▶ **WORK ITEM**:
If a line contains "The species is in", it is the last one to write out; begin with the first line of the records and copy each exactly.

▶ **ENTRIES SHOWN**:
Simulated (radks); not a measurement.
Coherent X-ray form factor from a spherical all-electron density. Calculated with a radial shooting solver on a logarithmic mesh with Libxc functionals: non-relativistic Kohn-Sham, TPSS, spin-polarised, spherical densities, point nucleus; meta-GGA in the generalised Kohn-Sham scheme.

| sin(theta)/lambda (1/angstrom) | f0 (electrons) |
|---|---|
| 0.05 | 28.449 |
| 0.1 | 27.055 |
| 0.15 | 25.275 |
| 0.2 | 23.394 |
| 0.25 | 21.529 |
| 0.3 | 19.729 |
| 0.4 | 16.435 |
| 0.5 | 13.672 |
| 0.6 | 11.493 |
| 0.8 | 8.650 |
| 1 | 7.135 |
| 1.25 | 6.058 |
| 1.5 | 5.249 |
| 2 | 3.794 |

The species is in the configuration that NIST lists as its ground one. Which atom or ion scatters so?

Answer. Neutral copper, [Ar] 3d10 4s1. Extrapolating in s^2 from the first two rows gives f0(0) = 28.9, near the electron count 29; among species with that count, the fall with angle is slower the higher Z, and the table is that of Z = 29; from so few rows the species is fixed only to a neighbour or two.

▶ **WORKED SOLUTION**:
Simulated (radks); not a measurement.
Coherent X-ray form factor from a spherical all-electron density. Calculated with a radial shooting solver on a logarithmic mesh with Libxc functionals: non-relativistic Kohn-Sham, TPSS, spin-polarised, spherical densities, point nucleus; meta-GGA in the generalised Kohn-Sham scheme.

| sin(theta)/lambda (1/angstrom) | f0 (electrons) |
|---|---|
| 0.05 | 28.449 |
| 0.1 | 27.055 |
| 0.15 | 25.275 |
| 0.2 | 23.394 |
| 0.25 | 21.529 |
| 0.3 | 19.729 |
| 0.4 | 16.435 |
| 0.5 | 13.672 |
| 0.6 | 11.493 |
| 0.8 | 8.650 |
| 1 | 7.135 |
| 1.25 | 6.058 |
| 1.5 | 5.249 |
| 2 | 3.794 |

The species is in the configuration that NIST lists as its ground one. Which atom or ion scatters so?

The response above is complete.